* **Dataset excerpts**
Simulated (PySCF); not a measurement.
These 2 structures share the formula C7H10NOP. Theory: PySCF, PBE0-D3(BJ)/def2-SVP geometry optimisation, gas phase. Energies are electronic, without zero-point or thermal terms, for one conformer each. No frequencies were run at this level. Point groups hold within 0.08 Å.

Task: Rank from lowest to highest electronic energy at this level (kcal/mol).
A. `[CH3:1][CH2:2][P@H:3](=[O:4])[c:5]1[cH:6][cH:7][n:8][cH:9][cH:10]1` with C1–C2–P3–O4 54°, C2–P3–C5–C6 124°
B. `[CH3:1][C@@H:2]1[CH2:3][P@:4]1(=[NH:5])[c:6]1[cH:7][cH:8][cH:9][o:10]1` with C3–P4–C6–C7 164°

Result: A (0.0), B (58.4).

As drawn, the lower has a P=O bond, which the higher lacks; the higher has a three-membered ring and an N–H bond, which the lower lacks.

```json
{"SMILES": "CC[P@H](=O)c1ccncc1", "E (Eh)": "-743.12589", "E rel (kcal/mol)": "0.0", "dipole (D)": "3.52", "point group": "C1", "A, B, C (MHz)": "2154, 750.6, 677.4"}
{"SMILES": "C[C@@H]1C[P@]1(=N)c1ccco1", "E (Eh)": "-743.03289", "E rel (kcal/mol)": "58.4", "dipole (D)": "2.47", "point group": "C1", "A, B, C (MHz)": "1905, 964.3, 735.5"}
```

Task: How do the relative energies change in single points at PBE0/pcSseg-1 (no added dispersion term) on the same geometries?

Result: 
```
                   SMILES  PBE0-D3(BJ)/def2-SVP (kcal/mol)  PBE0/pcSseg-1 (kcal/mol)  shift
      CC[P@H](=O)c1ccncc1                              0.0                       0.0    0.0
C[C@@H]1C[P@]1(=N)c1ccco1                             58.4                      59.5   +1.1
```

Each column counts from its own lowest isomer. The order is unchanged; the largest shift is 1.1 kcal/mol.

* **Assignment**
Word for word, reproduce the lines of the listing from the first one through the line containing "Task: Rank from", and no more.

* **Exercise response**
Simulated (PySCF); not a measurement.
These 2 structures share the formula C7H10NOP. Theory: PySCF, PBE0-D3(BJ)/def2-SVP geometry optimisation, gas phase. Energies are electronic, without zero-point or thermal terms, for one conformer each. No frequencies were run at this level. Point groups hold within 0.08 Å.

Task: Rank from lowest to highest electronic energy at this level (kcal/mol).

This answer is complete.